DATASET RECORDS below:
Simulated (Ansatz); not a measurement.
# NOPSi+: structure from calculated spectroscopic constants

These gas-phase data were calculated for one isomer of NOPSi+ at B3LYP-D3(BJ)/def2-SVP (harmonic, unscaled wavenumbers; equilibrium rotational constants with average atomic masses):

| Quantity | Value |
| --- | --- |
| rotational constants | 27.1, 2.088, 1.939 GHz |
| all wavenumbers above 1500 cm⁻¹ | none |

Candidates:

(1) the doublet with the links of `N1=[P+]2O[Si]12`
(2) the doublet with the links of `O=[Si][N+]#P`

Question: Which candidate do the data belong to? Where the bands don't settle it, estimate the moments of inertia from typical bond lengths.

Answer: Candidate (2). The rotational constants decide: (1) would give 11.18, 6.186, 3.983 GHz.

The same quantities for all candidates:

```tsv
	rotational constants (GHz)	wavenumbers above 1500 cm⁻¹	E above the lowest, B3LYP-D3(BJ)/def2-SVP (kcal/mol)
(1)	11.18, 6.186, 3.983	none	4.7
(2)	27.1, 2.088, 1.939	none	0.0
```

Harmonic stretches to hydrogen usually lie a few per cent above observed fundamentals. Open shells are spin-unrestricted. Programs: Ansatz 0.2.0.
End of DATASET RECORDS.

**TASK ITEM**
What's needed is an exact copy of every entry.

**YOUR RESPONSE**
Simulated (Ansatz); not a measurement.
# NOPSi+: structure from calculated spectroscopic constants

These gas-phase data were calculated for one isomer of NOPSi+ at B3LYP-D3(BJ)/def2-SVP (harmonic, unscaled wavenumbers; equilibrium rotational constants with average atomic masses):

| Quantity | Value |
| --- | --- |
| rotational constants | 27.1, 2.088, 1.939 GHz |
| all wavenumbers above 1500 cm⁻¹ | none |

Candidates:

(1) the doublet with the links of `N1=[P+]2O[Si]12`
(2) the doublet with the links of `O=[Si][N+]#P`

Question: Which candidate do the data belong to? Where the bands don't settle it, estimate the moments of inertia from typical bond lengths.

Answer: Candidate (2). The rotational constants decide: (1) would give 11.18, 6.186, 3.983 GHz.

The same quantities for all candidates:

```tsv
	rotational constants (GHz)	wavenumbers above 1500 cm⁻¹	E above the lowest, B3LYP-D3(BJ)/def2-SVP (kcal/mol)
(1)	11.18, 6.186, 3.983	none	4.7
(2)	27.1, 2.088, 1.939	none	0.0
```

Harmonic stretches to hydrogen usually lie a few per cent above observed fundamentals. Open shells are spin-unrestricted. Programs: Ansatz 0.2.0.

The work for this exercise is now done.